Output must match the data below exactly from its first line through the line that contains "Caveats: the PAW", with no other line.

RECORD EXCERPTS:

-*-

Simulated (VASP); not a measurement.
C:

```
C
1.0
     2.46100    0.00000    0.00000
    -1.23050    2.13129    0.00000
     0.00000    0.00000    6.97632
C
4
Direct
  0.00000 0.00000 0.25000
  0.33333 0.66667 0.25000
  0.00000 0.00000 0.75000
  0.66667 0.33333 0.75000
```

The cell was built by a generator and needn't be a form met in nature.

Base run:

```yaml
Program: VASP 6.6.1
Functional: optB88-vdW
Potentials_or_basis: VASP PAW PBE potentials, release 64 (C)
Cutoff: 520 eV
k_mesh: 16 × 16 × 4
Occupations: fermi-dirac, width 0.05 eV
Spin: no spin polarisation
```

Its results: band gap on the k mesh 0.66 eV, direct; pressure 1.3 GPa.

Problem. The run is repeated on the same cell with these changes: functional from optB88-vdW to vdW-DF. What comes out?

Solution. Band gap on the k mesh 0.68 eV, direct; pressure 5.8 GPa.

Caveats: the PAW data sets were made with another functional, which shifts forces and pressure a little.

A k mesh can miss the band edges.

-*-

TASK OUTPUT:
Simulated (VASP); not a measurement.
C:

```
C
1.0
     2.46100    0.00000    0.00000
    -1.23050    2.13129    0.00000
     0.00000    0.00000    6.97632
C
4
Direct
  0.00000 0.00000 0.25000
  0.33333 0.66667 0.25000
  0.00000 0.00000 0.75000
  0.66667 0.33333 0.75000
```

The cell was built by a generator and needn't be a form met in nature.

Base run:

```yaml
Program: VASP 6.6.1
Functional: optB88-vdW
Potentials_or_basis: VASP PAW PBE potentials, release 64 (C)
Cutoff: 520 eV
k_mesh: 16 × 16 × 4
Occupations: fermi-dirac, width 0.05 eV
Spin: no spin polarisation
```

Its results: band gap on the k mesh 0.66 eV, direct; pressure 1.3 GPa.

Problem. The run is repeated on the same cell with these changes: functional from optB88-vdW to vdW-DF. What comes out?

Solution. Band gap on the k mesh 0.68 eV, direct; pressure 5.8 GPa.

Caveats: the PAW data sets were made with another functional, which shifts forces and pressure a little.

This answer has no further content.